---+---

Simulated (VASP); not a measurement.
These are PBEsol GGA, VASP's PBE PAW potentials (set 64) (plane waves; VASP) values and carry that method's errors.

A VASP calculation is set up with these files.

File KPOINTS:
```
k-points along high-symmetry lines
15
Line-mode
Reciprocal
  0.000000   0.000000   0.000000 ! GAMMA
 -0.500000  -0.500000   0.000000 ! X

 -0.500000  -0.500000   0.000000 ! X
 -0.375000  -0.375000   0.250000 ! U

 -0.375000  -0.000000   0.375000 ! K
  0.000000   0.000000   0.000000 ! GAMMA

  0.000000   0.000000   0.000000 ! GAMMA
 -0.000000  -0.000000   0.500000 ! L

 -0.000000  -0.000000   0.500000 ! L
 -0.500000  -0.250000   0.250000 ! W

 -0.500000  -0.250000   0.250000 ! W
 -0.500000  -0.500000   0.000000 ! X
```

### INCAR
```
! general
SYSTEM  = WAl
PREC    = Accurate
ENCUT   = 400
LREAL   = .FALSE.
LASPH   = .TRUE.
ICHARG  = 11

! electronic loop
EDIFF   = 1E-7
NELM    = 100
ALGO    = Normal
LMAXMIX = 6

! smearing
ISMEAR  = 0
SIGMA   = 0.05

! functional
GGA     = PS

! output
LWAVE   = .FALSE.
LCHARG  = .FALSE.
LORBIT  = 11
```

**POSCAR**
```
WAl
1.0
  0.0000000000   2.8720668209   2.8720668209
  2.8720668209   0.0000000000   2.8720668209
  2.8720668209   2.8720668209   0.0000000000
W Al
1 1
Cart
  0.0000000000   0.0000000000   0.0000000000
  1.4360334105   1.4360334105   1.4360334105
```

---+---

**Work task**
Reproduce every record word for word.

**Response**
Simulated (VASP); not a measurement.
These are PBEsol GGA, VASP's PBE PAW potentials (set 64) (plane waves; VASP) values and carry that method's errors.

A VASP calculation is set up with these files.

File KPOINTS:
```
k-points along high-symmetry lines
15
Line-mode
Reciprocal
  0.000000   0.000000   0.000000 ! GAMMA
 -0.500000  -0.500000   0.000000 ! X

 -0.500000  -0.500000   0.000000 ! X
 -0.375000  -0.375000   0.250000 ! U

 -0.375000  -0.000000   0.375000 ! K
  0.000000   0.000000   0.000000 ! GAMMA

  0.000000   0.000000   0.000000 ! GAMMA
 -0.000000  -0.000000   0.500000 ! L

 -0.000000  -0.000000   0.500000 ! L
 -0.500000  -0.250000   0.250000 ! W

 -0.500000  -0.250000   0.250000 ! W
 -0.500000  -0.500000   0.000000 ! X
```

### INCAR
```
! general
SYSTEM  = WAl
PREC    = Accurate
ENCUT   = 400
LREAL   = .FALSE.
LASPH   = .TRUE.
ICHARG  = 11

! electronic loop
EDIFF   = 1E-7
NELM    = 100
ALGO    = Normal
LMAXMIX = 6

! smearing
ISMEAR  = 0
SIGMA   = 0.05

! functional
GGA     = PS

! output
LWAVE   = .FALSE.
LCHARG  = .FALSE.
LORBIT  = 11
```

**POSCAR**
```
WAl
1.0
  0.0000000000   2.8720668209   2.8720668209
  2.8720668209   0.0000000000   2.8720668209
  2.8720668209   2.8720668209   0.0000000000
W Al
1 1
Cart
  0.0000000000   0.0000000000   0.0000000000
  1.4360334105   1.4360334105   1.4360334105
```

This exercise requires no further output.